• [Assigned task] Below is a listing. Write out exactly its lines between the one holding "values left out." and the one holding "A k mesh can", inclusive.

Top of Dataset records

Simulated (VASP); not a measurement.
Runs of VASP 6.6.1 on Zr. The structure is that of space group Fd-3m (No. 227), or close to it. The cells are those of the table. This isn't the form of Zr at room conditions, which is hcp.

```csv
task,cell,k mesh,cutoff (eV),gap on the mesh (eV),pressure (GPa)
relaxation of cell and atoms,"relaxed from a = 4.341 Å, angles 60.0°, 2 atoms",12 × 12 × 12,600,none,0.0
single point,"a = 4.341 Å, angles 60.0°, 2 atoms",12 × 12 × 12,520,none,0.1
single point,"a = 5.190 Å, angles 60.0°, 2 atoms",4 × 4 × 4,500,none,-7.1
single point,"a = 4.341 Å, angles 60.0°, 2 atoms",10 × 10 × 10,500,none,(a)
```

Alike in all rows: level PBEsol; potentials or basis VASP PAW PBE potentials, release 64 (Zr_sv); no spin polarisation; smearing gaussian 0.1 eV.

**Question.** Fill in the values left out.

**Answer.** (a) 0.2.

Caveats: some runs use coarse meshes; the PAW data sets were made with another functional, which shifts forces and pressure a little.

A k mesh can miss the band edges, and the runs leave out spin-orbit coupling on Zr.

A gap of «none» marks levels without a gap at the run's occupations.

Bottom of Dataset records

• [Your response]
**Question.** Fill in the values left out.

**Answer.** (a) 0.2.

Caveats: some runs use coarse meshes; the PAW data sets were made with another functional, which shifts forces and pressure a little.

A k mesh can miss the band edges, and the runs leave out spin-orbit coupling on Zr.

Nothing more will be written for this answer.